== Segment start ==

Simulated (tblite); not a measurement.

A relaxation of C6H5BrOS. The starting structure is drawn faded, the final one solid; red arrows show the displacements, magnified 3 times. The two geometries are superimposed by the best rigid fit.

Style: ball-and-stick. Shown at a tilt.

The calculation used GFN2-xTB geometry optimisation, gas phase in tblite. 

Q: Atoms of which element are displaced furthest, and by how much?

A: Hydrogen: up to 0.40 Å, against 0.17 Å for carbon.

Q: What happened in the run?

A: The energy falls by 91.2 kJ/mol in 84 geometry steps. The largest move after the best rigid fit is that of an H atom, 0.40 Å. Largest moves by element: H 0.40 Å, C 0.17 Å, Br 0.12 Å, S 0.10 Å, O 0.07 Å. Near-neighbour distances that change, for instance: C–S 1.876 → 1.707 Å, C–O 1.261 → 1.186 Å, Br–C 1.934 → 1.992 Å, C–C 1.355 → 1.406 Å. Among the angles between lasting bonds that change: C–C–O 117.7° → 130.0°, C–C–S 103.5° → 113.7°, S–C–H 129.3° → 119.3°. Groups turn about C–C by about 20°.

== Segment end ==

- REQUIRED ACTION -
Could you restate word for word the lines above from the one containing "Q: Atoms of" through the one containing "Q: What happened in the run?", both included, and nothing else?

- WRITTEN REPLY -
Q: Atoms of which element are displaced furthest, and by how much?

A: Hydrogen: up to 0.40 Å, against 0.17 Å for carbon.

Q: What happened in the run?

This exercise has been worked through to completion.